═════ SUPPLIED MATERIAL ═════
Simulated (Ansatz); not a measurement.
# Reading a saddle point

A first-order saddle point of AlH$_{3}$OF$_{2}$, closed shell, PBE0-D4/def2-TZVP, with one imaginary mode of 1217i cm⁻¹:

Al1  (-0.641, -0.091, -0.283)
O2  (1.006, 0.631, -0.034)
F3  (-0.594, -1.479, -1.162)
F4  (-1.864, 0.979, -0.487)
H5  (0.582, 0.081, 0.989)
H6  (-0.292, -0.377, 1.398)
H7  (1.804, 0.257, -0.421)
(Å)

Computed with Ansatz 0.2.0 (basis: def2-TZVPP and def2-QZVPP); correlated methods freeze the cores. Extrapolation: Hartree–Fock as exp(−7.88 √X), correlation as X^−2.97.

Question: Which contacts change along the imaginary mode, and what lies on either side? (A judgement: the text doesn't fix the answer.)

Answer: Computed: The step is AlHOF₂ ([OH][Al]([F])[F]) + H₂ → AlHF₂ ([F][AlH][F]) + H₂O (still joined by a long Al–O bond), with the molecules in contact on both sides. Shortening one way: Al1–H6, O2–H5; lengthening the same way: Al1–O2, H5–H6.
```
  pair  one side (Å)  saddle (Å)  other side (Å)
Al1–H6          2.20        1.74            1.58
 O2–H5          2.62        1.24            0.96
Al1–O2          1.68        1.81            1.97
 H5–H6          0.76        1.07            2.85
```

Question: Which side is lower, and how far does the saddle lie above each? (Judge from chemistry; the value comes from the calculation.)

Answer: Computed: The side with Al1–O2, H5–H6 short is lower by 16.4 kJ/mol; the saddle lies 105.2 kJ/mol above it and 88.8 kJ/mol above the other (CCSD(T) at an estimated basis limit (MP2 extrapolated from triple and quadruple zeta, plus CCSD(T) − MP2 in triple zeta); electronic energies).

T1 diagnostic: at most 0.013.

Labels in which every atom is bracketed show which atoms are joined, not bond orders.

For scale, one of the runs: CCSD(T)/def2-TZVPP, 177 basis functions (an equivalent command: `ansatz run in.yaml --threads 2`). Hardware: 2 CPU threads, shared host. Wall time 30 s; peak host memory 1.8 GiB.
═════

- **BRIEF**
In this exercise, copy only the lines from the opening line of the material through the line where "(0.582, 0.081, 0.989)" appears.

- **RESPONSE**
Simulated (Ansatz); not a measurement.
# Reading a saddle point

A first-order saddle point of AlH$_{3}$OF$_{2}$, closed shell, PBE0-D4/def2-TZVP, with one imaginary mode of 1217i cm⁻¹:

Al1  (-0.641, -0.091, -0.283)
O2  (1.006, 0.631, -0.034)
F3  (-0.594, -1.479, -1.162)
F4  (-1.864, 0.979, -0.487)
H5  (0.582, 0.081, 0.989)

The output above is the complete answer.